::: Data excerpts

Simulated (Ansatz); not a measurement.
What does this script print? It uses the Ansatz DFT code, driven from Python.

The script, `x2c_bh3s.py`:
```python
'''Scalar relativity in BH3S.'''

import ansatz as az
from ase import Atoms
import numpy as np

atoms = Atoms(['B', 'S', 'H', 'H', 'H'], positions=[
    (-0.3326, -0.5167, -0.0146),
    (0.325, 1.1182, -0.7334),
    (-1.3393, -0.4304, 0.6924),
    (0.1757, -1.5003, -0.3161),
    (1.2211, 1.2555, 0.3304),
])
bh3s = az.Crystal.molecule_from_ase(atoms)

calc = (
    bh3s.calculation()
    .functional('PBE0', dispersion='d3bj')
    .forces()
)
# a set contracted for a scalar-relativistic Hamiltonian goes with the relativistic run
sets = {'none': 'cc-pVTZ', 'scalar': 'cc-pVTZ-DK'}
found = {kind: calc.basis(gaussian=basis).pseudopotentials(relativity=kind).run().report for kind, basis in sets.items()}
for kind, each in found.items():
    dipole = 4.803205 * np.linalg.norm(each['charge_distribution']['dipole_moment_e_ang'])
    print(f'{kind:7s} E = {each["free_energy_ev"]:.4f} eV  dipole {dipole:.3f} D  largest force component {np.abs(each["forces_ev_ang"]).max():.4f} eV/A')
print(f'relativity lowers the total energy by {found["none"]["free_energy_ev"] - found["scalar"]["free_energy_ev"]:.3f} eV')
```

::::::

● Assigned task
Please return all of the entries shown above, exactly as they stand.

● Written reply
Simulated (Ansatz); not a measurement.
What does this script print? It uses the Ansatz DFT code, driven from Python.

The script, `x2c_bh3s.py`:
```python
'''Scalar relativity in BH3S.'''

import ansatz as az
from ase import Atoms
import numpy as np

atoms = Atoms(['B', 'S', 'H', 'H', 'H'], positions=[
    (-0.3326, -0.5167, -0.0146),
    (0.325, 1.1182, -0.7334),
    (-1.3393, -0.4304, 0.6924),
    (0.1757, -1.5003, -0.3161),
    (1.2211, 1.2555, 0.3304),
])
bh3s = az.Crystal.molecule_from_ase(atoms)

calc = (
    bh3s.calculation()
    .functional('PBE0', dispersion='d3bj')
    .forces()
)
# a set contracted for a scalar-relativistic Hamiltonian goes with the relativistic run
sets = {'none': 'cc-pVTZ', 'scalar': 'cc-pVTZ-DK'}
found = {kind: calc.basis(gaussian=basis).pseudopotentials(relativity=kind).run().report for kind, basis in sets.items()}
for kind, each in found.items():
    dipole = 4.803205 * np.linalg.norm(each['charge_distribution']['dipole_moment_e_ang'])
    print(f'{kind:7s} E = {each["free_energy_ev"]:.4f} eV  dipole {dipole:.3f} D  largest force component {np.abs(each["forces_ev_ang"]).max():.4f} eV/A')
print(f'relativity lowers the total energy by {found["none"]["free_energy_ev"] - found["scalar"]["free_energy_ev"]:.3f} eV')
```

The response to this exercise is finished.